• Given data
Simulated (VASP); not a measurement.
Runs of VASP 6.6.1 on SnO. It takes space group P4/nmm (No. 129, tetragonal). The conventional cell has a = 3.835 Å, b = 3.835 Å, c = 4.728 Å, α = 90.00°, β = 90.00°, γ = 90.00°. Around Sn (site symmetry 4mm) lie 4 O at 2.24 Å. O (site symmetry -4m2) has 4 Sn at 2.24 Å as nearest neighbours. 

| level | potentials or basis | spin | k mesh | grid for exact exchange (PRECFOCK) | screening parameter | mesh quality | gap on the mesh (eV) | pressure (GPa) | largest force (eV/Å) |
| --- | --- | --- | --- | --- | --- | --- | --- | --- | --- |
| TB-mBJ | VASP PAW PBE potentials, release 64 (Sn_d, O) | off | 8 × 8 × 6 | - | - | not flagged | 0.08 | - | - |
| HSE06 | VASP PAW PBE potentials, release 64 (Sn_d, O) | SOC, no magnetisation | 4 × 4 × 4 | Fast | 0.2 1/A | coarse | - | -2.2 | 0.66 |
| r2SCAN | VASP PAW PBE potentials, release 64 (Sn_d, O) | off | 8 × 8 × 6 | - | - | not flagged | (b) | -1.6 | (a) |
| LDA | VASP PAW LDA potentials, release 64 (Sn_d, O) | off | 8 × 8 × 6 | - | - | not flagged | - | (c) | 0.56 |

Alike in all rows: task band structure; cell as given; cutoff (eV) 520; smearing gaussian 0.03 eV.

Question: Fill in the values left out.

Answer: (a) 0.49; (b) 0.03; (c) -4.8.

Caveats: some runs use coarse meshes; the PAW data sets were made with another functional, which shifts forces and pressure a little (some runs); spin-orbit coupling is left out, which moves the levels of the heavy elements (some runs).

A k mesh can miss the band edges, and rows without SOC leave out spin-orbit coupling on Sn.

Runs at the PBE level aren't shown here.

• Requirement
Above this task is a listing. Restate, word for word and with nothing added, the lines from the one with "flagged | (b) | -1.6 | (a) |" through the one with "flagged | - | (c) | 0.56 |".

• Answer box
| r2SCAN | VASP PAW PBE potentials, release 64 (Sn_d, O) | off | 8 × 8 × 6 | - | - | not flagged | (b) | -1.6 | (a) |
| LDA | VASP PAW LDA potentials, release 64 (Sn_d, O) | off | 8 × 8 × 6 | - | - | not flagged | - | (c) | 0.56 |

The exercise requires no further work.